## Action item
Only those lines in the data below from the line containing "Level of theory: PBE" through the line containing "Task: Estimate the", both included, should be restated word for word.

○ ○ ○ ○ ○

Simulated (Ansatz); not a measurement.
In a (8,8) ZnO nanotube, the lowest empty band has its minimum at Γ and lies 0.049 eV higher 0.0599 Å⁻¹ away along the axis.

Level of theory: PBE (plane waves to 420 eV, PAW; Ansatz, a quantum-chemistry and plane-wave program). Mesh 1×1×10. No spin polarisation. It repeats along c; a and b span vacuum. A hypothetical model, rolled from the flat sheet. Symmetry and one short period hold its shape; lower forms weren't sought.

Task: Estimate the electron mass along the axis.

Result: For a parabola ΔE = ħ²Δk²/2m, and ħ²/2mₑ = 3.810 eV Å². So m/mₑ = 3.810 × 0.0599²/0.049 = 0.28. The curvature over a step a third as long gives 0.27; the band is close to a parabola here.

○ ○ ○ ○ ○

## Exercise answer
Level of theory: PBE (plane waves to 420 eV, PAW; Ansatz, a quantum-chemistry and plane-wave program). Mesh 1×1×10. No spin polarisation. It repeats along c; a and b span vacuum. A hypothetical model, rolled from the flat sheet. Symmetry and one short period hold its shape; lower forms weren't sought.

Task: Estimate the electron mass along the axis.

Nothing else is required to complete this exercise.